- Exercise
Reproduce the first line of the material below and each line after it, exactly, through the line containing "Outer orbitals of BaN⁺ at 2.221 Å, PBE0", and give nothing more.

[Material supplied Boundary: Start]

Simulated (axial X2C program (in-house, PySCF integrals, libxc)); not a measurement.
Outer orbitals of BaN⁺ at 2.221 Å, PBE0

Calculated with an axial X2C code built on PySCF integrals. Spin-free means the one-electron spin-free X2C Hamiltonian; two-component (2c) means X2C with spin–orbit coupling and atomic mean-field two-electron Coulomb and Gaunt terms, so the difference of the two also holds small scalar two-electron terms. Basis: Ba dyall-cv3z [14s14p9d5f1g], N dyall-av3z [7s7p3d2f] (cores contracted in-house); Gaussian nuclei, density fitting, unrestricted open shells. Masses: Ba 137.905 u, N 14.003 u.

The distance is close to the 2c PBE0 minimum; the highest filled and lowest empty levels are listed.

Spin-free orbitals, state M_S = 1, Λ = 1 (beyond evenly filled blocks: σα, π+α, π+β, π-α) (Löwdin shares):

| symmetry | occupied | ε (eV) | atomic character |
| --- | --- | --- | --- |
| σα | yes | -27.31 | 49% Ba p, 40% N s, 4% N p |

[Material supplied Boundary: End]

- Exercise output
Simulated (axial X2C program (in-house, PySCF integrals, libxc)); not a measurement.
Outer orbitals of BaN⁺ at 2.221 Å, PBE0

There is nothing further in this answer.